**Exercise**.
Everything in the listing must be transcribed exactly, from the first line to the last.

╭─ Recorded information

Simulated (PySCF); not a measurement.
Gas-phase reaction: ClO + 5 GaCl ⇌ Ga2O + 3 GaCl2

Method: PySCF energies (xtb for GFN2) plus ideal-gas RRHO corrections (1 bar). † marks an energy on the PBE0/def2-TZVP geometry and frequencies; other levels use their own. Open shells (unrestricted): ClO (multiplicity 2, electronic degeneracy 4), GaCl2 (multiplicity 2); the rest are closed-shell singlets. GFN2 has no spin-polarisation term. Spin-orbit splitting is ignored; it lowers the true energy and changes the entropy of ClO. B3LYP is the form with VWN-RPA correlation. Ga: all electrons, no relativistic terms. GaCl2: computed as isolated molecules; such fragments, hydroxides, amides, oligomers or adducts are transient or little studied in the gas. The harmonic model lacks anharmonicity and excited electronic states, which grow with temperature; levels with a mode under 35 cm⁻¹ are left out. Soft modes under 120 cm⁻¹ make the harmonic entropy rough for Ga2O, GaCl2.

╰─

**Your response**.
Simulated (PySCF); not a measurement.
Gas-phase reaction: ClO + 5 GaCl ⇌ Ga2O + 3 GaCl2

Method: PySCF energies (xtb for GFN2) plus ideal-gas RRHO corrections (1 bar). † marks an energy on the PBE0/def2-TZVP geometry and frequencies; other levels use their own. Open shells (unrestricted): ClO (multiplicity 2, electronic degeneracy 4), GaCl2 (multiplicity 2); the rest are closed-shell singlets. GFN2 has no spin-polarisation term. Spin-orbit splitting is ignored; it lowers the true energy and changes the entropy of ClO. B3LYP is the form with VWN-RPA correlation. Ga: all electrons, no relativistic terms. GaCl2: computed as isolated molecules; such fragments, hydroxides, amides, oligomers or adducts are transient or little studied in the gas. The harmonic model lacks anharmonicity and excited electronic states, which grow with temperature; levels with a mode under 35 cm⁻¹ are left out. Soft modes under 120 cm⁻¹ make the harmonic entropy rough for Ga2O, GaCl2.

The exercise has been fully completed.